Once you reach the line containing "Cutoff | 520 eV |" in the data below, restate each line word for word up to and including the one containing "NBANDS = 96 |".

☆ ☆ ☆ ☆
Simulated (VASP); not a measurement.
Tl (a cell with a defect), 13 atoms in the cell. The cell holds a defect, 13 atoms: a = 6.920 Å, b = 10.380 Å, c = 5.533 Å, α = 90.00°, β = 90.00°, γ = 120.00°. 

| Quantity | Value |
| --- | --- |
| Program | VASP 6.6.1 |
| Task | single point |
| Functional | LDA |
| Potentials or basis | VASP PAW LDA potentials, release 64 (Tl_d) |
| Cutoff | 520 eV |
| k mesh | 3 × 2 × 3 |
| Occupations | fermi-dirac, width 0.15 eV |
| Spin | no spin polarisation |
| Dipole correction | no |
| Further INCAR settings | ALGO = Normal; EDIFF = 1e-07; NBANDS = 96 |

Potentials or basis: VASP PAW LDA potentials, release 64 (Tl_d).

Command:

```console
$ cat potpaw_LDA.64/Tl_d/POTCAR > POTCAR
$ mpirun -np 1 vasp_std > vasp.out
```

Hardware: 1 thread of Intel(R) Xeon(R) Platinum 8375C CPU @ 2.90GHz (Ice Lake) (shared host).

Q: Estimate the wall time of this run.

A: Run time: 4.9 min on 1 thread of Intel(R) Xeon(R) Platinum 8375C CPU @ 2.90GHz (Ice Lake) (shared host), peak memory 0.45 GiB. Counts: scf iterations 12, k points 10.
☆ ☆ ☆ ☆

EXERCISE RESULT.
| Cutoff | 520 eV |
| k mesh | 3 × 2 × 3 |
| Occupations | fermi-dirac, width 0.15 eV |
| Spin | no spin polarisation |
| Dipole correction | no |
| Further INCAR settings | ALGO = Normal; EDIFF = 1e-07; NBANDS = 96 |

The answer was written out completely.